-- Extracted records follows --
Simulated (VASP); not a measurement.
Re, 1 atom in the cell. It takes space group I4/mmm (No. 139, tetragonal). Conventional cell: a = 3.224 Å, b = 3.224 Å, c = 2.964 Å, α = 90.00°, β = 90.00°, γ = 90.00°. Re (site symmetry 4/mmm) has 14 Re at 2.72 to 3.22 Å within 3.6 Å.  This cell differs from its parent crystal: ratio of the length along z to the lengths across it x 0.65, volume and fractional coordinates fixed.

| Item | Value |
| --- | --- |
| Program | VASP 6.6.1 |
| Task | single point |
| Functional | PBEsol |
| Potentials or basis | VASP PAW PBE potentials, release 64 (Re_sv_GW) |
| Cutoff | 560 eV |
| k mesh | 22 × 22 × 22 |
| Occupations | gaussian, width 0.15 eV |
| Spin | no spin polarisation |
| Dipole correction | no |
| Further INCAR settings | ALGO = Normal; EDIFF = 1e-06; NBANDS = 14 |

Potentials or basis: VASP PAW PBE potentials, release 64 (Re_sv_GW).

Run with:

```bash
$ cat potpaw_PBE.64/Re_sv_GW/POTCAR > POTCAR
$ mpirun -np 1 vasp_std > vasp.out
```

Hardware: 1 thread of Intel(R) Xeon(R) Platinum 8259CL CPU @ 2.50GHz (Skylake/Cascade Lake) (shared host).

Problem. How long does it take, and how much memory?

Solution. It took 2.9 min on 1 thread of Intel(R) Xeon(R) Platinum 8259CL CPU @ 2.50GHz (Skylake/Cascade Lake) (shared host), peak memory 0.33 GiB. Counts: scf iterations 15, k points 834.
-- Extracted records concluded --

• [Action item]:
After locating the line holding "Item | Value |" above, output exactly that line and every line after it through the line holding "Problem. How long". Include nothing else.

• [Answer box]:
| Item | Value |
| --- | --- |
| Program | VASP 6.6.1 |
| Task | single point |
| Functional | PBEsol |
| Potentials or basis | VASP PAW PBE potentials, release 64 (Re_sv_GW) |
| Cutoff | 560 eV |
| k mesh | 22 × 22 × 22 |
| Occupations | gaussian, width 0.15 eV |
| Spin | no spin polarisation |
| Dipole correction | no |
| Further INCAR settings | ALGO = Normal; EDIFF = 1e-06; NBANDS = 14 |

Potentials or basis: VASP PAW PBE potentials, release 64 (Re_sv_GW).

Run with:

```bash
$ cat potpaw_PBE.64/Re_sv_GW/POTCAR > POTCAR
$ mpirun -np 1 vasp_std > vasp.out
```

Hardware: 1 thread of Intel(R) Xeon(R) Platinum 8259CL CPU @ 2.50GHz (Skylake/Cascade Lake) (shared host).

Problem. How long does it take, and how much memory?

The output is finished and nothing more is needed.